**Work request:** The listing below holds a line with "(2) a = 3.540" and a later line with "(3) Pm-3m (No. 221).". Write out those two lines and every line between them, exactly, and nothing else.

**Extracted information:**
——————
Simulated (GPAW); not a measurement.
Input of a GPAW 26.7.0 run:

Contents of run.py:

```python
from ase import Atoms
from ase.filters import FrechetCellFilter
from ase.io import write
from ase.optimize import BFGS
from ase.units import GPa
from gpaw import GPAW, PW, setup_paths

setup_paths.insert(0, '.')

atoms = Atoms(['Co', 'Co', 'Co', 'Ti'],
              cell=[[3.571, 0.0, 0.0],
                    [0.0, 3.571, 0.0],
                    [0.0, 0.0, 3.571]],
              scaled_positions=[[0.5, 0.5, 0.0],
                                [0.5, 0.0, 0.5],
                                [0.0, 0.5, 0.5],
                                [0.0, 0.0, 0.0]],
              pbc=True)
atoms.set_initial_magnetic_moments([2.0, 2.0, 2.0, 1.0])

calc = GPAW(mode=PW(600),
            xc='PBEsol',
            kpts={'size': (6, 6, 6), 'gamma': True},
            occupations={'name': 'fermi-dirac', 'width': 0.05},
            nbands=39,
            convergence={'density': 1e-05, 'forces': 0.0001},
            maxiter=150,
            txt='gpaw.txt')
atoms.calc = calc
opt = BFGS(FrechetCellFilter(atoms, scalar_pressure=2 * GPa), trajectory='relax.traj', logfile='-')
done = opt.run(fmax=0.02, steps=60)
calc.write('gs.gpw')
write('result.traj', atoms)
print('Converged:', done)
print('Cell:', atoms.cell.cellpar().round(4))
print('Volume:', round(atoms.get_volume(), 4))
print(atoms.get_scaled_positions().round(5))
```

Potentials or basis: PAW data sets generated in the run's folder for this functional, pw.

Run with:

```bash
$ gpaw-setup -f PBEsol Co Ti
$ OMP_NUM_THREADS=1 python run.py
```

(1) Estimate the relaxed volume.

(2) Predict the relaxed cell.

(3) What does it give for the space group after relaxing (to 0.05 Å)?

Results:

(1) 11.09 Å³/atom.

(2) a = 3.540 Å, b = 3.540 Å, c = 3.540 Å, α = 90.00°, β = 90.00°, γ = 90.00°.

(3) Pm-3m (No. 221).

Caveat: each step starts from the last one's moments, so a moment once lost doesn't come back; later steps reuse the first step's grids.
——————

**Response area:**
(2) a = 3.540 Å, b = 3.540 Å, c = 3.540 Å, α = 90.00°, β = 90.00°, γ = 90.00°.

(3) Pm-3m (No. 221).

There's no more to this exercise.